**ACTION ITEM:** What is needed here is every entry, retyped exactly.

*** THE DATA

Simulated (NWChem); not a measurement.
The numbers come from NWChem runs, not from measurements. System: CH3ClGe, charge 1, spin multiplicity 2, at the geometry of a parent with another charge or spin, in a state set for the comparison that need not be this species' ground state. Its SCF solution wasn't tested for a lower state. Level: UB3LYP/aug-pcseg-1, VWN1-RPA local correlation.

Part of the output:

******

**WORKED SOLUTION:**
Simulated (NWChem); not a measurement.
The numbers come from NWChem runs, not from measurements. System: CH3ClGe, charge 1, spin multiplicity 2, at the geometry of a parent with another charge or spin, in a state set for the comparison that need not be this species' ground state. Its SCF solution wasn't tested for a lower state. Level: UB3LYP/aug-pcseg-1, VWN1-RPA local correlation.

Part of the output:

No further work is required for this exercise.